○ ○ ○

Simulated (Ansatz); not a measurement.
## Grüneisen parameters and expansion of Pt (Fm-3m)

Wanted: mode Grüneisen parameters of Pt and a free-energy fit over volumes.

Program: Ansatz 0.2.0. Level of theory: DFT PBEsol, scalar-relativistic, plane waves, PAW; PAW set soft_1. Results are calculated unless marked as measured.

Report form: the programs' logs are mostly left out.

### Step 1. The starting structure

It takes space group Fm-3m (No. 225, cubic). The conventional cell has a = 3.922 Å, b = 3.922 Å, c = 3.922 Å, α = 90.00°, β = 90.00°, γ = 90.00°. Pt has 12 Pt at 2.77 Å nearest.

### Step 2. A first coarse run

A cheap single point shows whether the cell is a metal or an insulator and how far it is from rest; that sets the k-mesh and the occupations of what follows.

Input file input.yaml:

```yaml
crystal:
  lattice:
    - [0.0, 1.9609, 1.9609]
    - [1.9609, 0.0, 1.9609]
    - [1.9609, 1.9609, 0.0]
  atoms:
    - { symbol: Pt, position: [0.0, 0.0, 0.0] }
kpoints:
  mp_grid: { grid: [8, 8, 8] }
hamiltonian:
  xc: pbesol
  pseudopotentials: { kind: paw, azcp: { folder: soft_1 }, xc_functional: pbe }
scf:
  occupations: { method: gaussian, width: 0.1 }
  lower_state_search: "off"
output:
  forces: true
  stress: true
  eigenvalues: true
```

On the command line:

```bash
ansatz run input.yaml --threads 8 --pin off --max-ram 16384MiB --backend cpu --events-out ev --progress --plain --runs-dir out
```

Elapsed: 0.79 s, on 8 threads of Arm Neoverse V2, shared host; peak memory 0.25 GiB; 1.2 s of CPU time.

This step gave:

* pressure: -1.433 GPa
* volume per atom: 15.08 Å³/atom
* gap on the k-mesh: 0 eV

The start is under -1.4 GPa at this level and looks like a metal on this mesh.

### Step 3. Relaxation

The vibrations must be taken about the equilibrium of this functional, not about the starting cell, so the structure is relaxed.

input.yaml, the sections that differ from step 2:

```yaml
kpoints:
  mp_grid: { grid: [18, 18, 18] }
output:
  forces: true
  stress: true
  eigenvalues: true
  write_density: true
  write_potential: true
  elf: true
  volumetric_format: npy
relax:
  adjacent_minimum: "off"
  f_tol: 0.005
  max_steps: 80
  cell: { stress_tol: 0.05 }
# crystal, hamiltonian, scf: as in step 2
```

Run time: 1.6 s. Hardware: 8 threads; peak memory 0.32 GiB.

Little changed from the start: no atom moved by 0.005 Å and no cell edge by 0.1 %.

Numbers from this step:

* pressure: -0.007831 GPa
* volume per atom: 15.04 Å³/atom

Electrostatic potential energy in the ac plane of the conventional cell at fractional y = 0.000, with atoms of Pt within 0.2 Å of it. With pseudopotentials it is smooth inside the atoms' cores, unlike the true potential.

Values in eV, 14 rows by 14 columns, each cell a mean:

○ ○ ○

Transcribe the records above from the line holding "Program: Ansatz 0.2.0." down to the line holding "### Step 1. The starting structure", inclusive, without adding anything.

EXERCISE RESULT >>
Program: Ansatz 0.2.0. Level of theory: DFT PBEsol, scalar-relativistic, plane waves, PAW; PAW set soft_1. Results are calculated unless marked as measured.

Report form: the programs' logs are mostly left out.

### Step 1. The starting structure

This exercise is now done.